▸ SUPPLIED INFORMATION
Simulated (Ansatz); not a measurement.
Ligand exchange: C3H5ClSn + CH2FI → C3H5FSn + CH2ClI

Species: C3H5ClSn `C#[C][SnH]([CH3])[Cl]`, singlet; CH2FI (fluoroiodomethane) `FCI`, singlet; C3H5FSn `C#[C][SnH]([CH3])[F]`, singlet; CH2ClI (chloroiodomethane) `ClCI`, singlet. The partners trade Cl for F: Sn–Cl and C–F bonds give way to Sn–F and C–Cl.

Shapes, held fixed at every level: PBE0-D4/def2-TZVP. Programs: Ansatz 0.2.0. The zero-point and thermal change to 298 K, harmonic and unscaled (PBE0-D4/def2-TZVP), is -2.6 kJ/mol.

▸ TASK ITEM
Each record above should be repeated exactly as it appears.

▸ TASK RESULT
Simulated (Ansatz); not a measurement.
Ligand exchange: C3H5ClSn + CH2FI → C3H5FSn + CH2ClI

Species: C3H5ClSn `C#[C][SnH]([CH3])[Cl]`, singlet; CH2FI (fluoroiodomethane) `FCI`, singlet; C3H5FSn `C#[C][SnH]([CH3])[F]`, singlet; CH2ClI (chloroiodomethane) `ClCI`, singlet. The partners trade Cl for F: Sn–Cl and C–F bonds give way to Sn–F and C–Cl.

Shapes, held fixed at every level: PBE0-D4/def2-TZVP. Programs: Ansatz 0.2.0. The zero-point and thermal change to 298 K, harmonic and unscaled (PBE0-D4/def2-TZVP), is -2.6 kJ/mol.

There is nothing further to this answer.